▶ **Entries supplied**
*** Begin section ***

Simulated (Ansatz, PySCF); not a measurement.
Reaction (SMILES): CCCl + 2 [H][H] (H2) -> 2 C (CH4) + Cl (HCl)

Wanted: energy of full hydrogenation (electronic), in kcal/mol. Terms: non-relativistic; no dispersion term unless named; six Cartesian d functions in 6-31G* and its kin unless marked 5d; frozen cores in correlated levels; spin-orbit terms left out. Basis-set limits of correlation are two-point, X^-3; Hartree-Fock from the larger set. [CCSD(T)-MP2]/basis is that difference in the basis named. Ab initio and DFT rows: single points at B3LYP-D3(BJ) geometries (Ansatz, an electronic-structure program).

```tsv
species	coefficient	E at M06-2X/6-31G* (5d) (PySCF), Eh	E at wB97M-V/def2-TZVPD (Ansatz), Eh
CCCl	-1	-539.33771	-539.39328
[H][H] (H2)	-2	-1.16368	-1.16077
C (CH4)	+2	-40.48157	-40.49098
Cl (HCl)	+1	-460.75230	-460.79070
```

*** End section ***

▶ **Required action**
Output the entire data exactly, line for line.

▶ **Exercise answer**
Simulated (Ansatz, PySCF); not a measurement.
Reaction (SMILES): CCCl + 2 [H][H] (H2) -> 2 C (CH4) + Cl (HCl)

Wanted: energy of full hydrogenation (electronic), in kcal/mol. Terms: non-relativistic; no dispersion term unless named; six Cartesian d functions in 6-31G* and its kin unless marked 5d; frozen cores in correlated levels; spin-orbit terms left out. Basis-set limits of correlation are two-point, X^-3; Hartree-Fock from the larger set. [CCSD(T)-MP2]/basis is that difference in the basis named. Ab initio and DFT rows: single points at B3LYP-D3(BJ) geometries (Ansatz, an electronic-structure program).

```tsv
species	coefficient	E at M06-2X/6-31G* (5d) (PySCF), Eh	E at wB97M-V/def2-TZVPD (Ansatz), Eh
CCCl	-1	-539.33771	-539.39328
[H][H] (H2)	-2	-1.16368	-1.16077
C (CH4)	+2	-40.48157	-40.49098
Cl (HCl)	+1	-460.75230	-460.79070
```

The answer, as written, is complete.